____ SUPPLIED ENTRIES

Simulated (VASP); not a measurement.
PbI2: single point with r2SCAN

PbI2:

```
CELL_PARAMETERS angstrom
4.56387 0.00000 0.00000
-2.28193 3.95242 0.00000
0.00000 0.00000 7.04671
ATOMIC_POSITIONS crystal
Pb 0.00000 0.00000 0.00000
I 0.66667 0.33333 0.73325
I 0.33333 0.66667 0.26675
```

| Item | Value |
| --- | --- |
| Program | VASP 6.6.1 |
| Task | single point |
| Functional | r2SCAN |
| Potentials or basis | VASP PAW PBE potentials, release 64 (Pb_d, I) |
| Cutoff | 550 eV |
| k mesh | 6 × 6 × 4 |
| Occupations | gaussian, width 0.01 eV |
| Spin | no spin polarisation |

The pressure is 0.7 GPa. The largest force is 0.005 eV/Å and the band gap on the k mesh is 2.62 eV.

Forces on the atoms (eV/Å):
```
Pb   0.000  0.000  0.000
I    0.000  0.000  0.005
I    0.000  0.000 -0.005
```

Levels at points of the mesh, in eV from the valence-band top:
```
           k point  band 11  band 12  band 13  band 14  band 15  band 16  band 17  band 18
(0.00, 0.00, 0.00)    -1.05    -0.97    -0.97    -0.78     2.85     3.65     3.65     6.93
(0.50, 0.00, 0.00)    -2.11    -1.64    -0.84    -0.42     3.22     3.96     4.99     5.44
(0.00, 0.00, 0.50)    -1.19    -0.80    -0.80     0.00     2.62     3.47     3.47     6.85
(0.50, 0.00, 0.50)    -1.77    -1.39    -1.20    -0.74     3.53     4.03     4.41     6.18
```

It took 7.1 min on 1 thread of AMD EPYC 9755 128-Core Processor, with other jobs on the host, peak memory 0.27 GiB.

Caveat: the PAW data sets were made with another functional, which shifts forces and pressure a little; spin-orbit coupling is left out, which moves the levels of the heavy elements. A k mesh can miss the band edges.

________

### EXERCISE
As the answer, set down only the lines from the data above between the one holding "VASP 6.6.1 |" and the one holding "spin polarisation |", inclusive, exactly as they read.

### EXERCISE RESPONSE
| Program | VASP 6.6.1 |
| Task | single point |
| Functional | r2SCAN |
| Potentials or basis | VASP PAW PBE potentials, release 64 (Pb_d, I) |
| Cutoff | 550 eV |
| k mesh | 6 × 6 × 4 |
| Occupations | gaussian, width 0.01 eV |
| Spin | no spin polarisation |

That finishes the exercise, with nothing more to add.